In the records below, find the line with "0.0065 | 0.7500 |" and the line with "One atom of". Print both exactly, along with every line between them, and no other line.

BEGIN

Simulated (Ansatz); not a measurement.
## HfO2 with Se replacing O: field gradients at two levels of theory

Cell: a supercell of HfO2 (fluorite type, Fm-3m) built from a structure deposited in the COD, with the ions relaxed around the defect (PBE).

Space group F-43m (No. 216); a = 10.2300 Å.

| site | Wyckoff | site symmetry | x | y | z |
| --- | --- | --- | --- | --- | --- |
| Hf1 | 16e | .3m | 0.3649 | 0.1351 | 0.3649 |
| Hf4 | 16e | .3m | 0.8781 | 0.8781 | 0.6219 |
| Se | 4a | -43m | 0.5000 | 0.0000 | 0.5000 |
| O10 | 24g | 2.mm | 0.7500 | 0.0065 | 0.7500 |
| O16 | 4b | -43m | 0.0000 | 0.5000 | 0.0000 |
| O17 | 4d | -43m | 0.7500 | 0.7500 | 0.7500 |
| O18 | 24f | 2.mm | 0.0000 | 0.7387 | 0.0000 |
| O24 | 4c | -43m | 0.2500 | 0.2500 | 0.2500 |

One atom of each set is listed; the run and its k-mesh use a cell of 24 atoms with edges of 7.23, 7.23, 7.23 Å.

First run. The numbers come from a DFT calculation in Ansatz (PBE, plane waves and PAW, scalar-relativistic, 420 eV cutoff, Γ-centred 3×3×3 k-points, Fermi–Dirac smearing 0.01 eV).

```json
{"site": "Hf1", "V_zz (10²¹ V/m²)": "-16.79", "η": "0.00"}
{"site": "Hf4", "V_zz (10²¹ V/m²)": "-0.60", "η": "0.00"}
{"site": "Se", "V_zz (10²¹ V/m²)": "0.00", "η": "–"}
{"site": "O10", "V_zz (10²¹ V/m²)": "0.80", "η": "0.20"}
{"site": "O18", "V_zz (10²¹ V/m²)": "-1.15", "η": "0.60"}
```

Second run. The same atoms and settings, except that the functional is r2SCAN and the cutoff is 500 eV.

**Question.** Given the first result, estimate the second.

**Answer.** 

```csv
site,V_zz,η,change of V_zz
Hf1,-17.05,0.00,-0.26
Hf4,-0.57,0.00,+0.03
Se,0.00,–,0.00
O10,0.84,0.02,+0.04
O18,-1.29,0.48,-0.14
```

END

Answer space ->
| O10 | 24g | 2.mm | 0.7500 | 0.0065 | 0.7500 |
| O16 | 4b | -43m | 0.0000 | 0.5000 | 0.0000 |
| O17 | 4d | -43m | 0.7500 | 0.7500 | 0.7500 |
| O18 | 24f | 2.mm | 0.0000 | 0.7387 | 0.0000 |
| O24 | 4c | -43m | 0.2500 | 0.2500 | 0.2500 |

One atom of each set is listed; the run and its k-mesh use a cell of 24 atoms with edges of 7.23, 7.23, 7.23 Å.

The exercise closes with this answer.